◆ **Given data**
::::::

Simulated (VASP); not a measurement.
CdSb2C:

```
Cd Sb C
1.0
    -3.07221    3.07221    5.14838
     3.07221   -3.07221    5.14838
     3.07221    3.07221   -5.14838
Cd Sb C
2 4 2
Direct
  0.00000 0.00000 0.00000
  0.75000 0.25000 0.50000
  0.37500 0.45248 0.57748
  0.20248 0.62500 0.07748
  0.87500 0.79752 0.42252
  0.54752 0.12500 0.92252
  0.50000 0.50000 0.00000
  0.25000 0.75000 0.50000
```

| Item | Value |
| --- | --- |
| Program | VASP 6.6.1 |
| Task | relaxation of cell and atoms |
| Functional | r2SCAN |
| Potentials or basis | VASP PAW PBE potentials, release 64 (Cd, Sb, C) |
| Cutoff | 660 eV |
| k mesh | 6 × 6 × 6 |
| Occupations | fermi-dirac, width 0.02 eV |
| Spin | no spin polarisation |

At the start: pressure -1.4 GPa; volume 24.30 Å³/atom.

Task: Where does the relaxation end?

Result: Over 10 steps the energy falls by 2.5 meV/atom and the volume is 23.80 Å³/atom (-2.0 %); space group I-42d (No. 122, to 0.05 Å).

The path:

::::::

◆ **Action item**
Scan the records above for the lines holding "Cutoff | 660 eV |" and "Result: Over 10". Transcribe those two and every line between them word for word, and no others.

◆ **Response area**
| Cutoff | 660 eV |
| k mesh | 6 × 6 × 6 |
| Occupations | fermi-dirac, width 0.02 eV |
| Spin | no spin polarisation |

At the start: pressure -1.4 GPa; volume 24.30 Å³/atom.

Task: Where does the relaxation end?

Result: Over 10 steps the energy falls by 2.5 meV/atom and the volume is 23.80 Å³/atom (-2.0 %); space group I-42d (No. 122, to 0.05 Å).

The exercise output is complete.